**RECORD EXTRACTS:**
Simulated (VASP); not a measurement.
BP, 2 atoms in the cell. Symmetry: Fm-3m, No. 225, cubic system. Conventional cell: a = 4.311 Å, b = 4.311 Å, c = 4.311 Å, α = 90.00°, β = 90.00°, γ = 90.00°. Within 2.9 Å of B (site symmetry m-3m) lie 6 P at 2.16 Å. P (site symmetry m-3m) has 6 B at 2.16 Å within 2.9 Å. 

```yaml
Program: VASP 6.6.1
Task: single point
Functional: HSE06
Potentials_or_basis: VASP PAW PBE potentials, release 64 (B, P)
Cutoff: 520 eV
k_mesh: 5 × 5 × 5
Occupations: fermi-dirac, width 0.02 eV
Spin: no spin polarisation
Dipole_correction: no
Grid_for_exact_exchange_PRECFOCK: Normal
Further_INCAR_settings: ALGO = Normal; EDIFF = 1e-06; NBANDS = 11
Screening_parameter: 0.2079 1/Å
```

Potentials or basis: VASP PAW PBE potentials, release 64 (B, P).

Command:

**TASK ITEM:**
A faithful retyping of every entry above is the task.

**TASK ANSWER:**
Simulated (VASP); not a measurement.
BP, 2 atoms in the cell. Symmetry: Fm-3m, No. 225, cubic system. Conventional cell: a = 4.311 Å, b = 4.311 Å, c = 4.311 Å, α = 90.00°, β = 90.00°, γ = 90.00°. Within 2.9 Å of B (site symmetry m-3m) lie 6 P at 2.16 Å. P (site symmetry m-3m) has 6 B at 2.16 Å within 2.9 Å. 

```yaml
Program: VASP 6.6.1
Task: single point
Functional: HSE06
Potentials_or_basis: VASP PAW PBE potentials, release 64 (B, P)
Cutoff: 520 eV
k_mesh: 5 × 5 × 5
Occupations: fermi-dirac, width 0.02 eV
Spin: no spin polarisation
Dipole_correction: no
Grid_for_exact_exchange_PRECFOCK: Normal
Further_INCAR_settings: ALGO = Normal; EDIFF = 1e-06; NBANDS = 11
Screening_parameter: 0.2079 1/Å
```

Potentials or basis: VASP PAW PBE potentials, release 64 (B, P).

Command:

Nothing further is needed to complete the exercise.